• ASSIGNED TASK: Starting with the opening line of the material, restate every line word for word, and end on the line containing "Solution. 0.46 eV, indirect".

• STUDY MATERIAL:
----------------------------------------

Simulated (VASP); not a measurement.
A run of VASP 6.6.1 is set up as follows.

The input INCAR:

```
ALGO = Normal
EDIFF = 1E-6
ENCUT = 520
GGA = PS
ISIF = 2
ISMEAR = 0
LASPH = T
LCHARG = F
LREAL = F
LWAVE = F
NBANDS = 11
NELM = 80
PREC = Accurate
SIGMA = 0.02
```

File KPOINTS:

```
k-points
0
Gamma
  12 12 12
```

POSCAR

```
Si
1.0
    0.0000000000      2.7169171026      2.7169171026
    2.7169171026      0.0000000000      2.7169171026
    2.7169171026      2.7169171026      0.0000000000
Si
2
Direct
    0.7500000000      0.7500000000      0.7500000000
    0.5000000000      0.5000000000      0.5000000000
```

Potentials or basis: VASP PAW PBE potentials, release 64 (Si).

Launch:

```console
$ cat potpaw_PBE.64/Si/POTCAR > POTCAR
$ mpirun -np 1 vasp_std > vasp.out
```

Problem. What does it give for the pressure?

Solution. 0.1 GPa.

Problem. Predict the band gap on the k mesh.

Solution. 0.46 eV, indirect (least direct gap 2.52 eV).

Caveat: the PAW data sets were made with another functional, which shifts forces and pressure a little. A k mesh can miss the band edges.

----------------------------------------

• WRITTEN REPLY:
Simulated (VASP); not a measurement.
A run of VASP 6.6.1 is set up as follows.

The input INCAR:

```
ALGO = Normal
EDIFF = 1E-6
ENCUT = 520
GGA = PS
ISIF = 2
ISMEAR = 0
LASPH = T
LCHARG = F
LREAL = F
LWAVE = F
NBANDS = 11
NELM = 80
PREC = Accurate
SIGMA = 0.02
```

File KPOINTS:

```
k-points
0
Gamma
  12 12 12
```

POSCAR

```
Si
1.0
    0.0000000000      2.7169171026      2.7169171026
    2.7169171026      0.0000000000      2.7169171026
    2.7169171026      2.7169171026      0.0000000000
Si
2
Direct
    0.7500000000      0.7500000000      0.7500000000
    0.5000000000      0.5000000000      0.5000000000
```

Potentials or basis: VASP PAW PBE potentials, release 64 (Si).

Launch:

```console
$ cat potpaw_PBE.64/Si/POTCAR > POTCAR
$ mpirun -np 1 vasp_std > vasp.out
```

Problem. What does it give for the pressure?

Solution. 0.1 GPa.

Problem. Predict the band gap on the k mesh.

Solution. 0.46 eV, indirect (least direct gap 2.52 eV).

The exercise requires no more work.